TASK ITEM
In the entries below, find the line with "Answer. A: state" and the line with "B: state 5, 6.51"; give again those lines and every line between them, exactly.

INPUT DATA
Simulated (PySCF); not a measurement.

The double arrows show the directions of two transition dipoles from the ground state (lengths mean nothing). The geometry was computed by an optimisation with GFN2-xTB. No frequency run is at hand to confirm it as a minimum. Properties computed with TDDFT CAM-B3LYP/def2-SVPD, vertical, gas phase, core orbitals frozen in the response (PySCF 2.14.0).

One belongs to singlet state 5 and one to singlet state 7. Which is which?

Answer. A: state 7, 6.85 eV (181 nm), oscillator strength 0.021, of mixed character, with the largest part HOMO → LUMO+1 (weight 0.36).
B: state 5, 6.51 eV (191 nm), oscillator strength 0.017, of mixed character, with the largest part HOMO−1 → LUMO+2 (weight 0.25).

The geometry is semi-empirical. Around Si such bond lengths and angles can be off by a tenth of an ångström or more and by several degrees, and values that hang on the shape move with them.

WRITTEN REPLY
Answer. A: state 7, 6.85 eV (181 nm), oscillator strength 0.021, of mixed character, with the largest part HOMO → LUMO+1 (weight 0.36).
B: state 5, 6.51 eV (191 nm), oscillator strength 0.017, of mixed character, with the largest part HOMO−1 → LUMO+2 (weight 0.25).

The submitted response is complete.